==========
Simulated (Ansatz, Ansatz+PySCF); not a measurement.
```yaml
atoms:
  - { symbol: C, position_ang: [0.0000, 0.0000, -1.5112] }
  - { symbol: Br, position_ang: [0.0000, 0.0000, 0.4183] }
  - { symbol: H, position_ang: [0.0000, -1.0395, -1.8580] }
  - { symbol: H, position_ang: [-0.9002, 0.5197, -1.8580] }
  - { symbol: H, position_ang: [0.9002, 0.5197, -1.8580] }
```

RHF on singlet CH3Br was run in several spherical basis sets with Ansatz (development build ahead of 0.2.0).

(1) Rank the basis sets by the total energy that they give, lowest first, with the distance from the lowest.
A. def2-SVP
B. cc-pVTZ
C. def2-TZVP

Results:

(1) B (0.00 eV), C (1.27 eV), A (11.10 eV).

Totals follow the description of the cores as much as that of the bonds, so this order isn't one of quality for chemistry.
==========

- [Work task] Word for word, restate the lines above from the line containing "A. def2-SVP" through the line containing "(1) B (0.00 eV), C (1.27 eV), A (11.10 eV).", with both included and nothing else.

- [Answer box]
A. def2-SVP
B. cc-pVTZ
C. def2-TZVP

Results:

(1) B (0.00 eV), C (1.27 eV), A (11.10 eV).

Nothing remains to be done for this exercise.